> **Work request**
Extract all data as written.

┄┄┄┄┄┄┄┄┄┄┄┄┄┄┄┄┄┄┄┄
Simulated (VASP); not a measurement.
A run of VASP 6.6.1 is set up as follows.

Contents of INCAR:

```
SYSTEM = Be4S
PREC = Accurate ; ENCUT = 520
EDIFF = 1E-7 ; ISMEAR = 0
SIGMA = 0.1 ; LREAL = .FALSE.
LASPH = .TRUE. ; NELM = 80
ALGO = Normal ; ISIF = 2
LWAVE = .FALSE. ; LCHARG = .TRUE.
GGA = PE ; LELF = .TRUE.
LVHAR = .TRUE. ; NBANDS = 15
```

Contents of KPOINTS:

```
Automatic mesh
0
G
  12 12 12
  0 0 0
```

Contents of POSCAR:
┄┄┄┄┄┄┄┄┄┄┄┄┄┄┄┄┄┄┄┄

> **Answer space**
Simulated (VASP); not a measurement.
A run of VASP 6.6.1 is set up as follows.

Contents of INCAR:

```
SYSTEM = Be4S
PREC = Accurate ; ENCUT = 520
EDIFF = 1E-7 ; ISMEAR = 0
SIGMA = 0.1 ; LREAL = .FALSE.
LASPH = .TRUE. ; NELM = 80
ALGO = Normal ; ISIF = 2
LWAVE = .FALSE. ; LCHARG = .TRUE.
GGA = PE ; LELF = .TRUE.
LVHAR = .TRUE. ; NBANDS = 15
```

Contents of KPOINTS:

```
Automatic mesh
0
G
  12 12 12
  0 0 0
```

Contents of POSCAR:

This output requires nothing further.